> **Required action**: Print the first line of the data below and every one after it, through the line containing "none | -7.6 | - |", exactly as written.

> **Extracted entries**:
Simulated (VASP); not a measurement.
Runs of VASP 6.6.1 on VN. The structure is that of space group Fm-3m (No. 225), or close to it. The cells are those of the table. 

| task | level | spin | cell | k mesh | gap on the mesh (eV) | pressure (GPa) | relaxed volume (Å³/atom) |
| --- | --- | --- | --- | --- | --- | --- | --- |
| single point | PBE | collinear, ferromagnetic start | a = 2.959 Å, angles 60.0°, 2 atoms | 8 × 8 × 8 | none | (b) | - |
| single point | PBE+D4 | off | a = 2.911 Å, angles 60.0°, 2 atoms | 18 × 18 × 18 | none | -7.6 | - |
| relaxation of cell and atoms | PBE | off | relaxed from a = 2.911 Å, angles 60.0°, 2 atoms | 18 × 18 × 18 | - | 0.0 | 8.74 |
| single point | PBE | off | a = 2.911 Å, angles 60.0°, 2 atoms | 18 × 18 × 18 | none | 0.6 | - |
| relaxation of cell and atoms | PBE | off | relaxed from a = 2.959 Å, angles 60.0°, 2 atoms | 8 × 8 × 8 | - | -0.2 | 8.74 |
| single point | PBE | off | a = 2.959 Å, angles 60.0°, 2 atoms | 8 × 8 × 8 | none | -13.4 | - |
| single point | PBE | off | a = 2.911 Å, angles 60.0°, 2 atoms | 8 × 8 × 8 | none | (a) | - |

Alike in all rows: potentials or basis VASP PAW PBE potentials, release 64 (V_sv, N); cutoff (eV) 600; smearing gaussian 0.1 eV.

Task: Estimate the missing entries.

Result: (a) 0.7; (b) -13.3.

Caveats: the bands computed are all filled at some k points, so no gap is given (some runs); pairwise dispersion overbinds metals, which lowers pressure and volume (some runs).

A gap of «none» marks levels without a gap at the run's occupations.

> **Response**:
Simulated (VASP); not a measurement.
Runs of VASP 6.6.1 on VN. The structure is that of space group Fm-3m (No. 225), or close to it. The cells are those of the table. 

| task | level | spin | cell | k mesh | gap on the mesh (eV) | pressure (GPa) | relaxed volume (Å³/atom) |
| --- | --- | --- | --- | --- | --- | --- | --- |
| single point | PBE | collinear, ferromagnetic start | a = 2.959 Å, angles 60.0°, 2 atoms | 8 × 8 × 8 | none | (b) | - |
| single point | PBE+D4 | off | a = 2.911 Å, angles 60.0°, 2 atoms | 18 × 18 × 18 | none | -7.6 | - |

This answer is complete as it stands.